===============

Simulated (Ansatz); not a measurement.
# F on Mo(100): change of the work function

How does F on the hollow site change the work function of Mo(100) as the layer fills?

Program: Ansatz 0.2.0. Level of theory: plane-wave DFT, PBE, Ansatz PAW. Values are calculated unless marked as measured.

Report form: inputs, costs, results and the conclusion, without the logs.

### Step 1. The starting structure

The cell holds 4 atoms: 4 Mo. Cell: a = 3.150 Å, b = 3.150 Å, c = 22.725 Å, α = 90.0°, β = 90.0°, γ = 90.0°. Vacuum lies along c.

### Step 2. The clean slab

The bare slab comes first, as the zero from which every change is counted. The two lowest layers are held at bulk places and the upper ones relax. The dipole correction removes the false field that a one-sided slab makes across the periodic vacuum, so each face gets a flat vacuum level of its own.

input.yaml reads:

===============

All the entries above should come back exactly as they are written.

§ Written response
Simulated (Ansatz); not a measurement.
# F on Mo(100): change of the work function

How does F on the hollow site change the work function of Mo(100) as the layer fills?

Program: Ansatz 0.2.0. Level of theory: plane-wave DFT, PBE, Ansatz PAW. Values are calculated unless marked as measured.

Report form: inputs, costs, results and the conclusion, without the logs.

### Step 1. The starting structure

The cell holds 4 atoms: 4 Mo. Cell: a = 3.150 Å, b = 3.150 Å, c = 22.725 Å, α = 90.0°, β = 90.0°, γ = 90.0°. Vacuum lies along c.

### Step 2. The clean slab

The bare slab comes first, as the zero from which every change is counted. The two lowest layers are held at bulk places and the upper ones relax. The dipole correction removes the false field that a one-sided slab makes across the periodic vacuum, so each face gets a flat vacuum level of its own.

input.yaml reads:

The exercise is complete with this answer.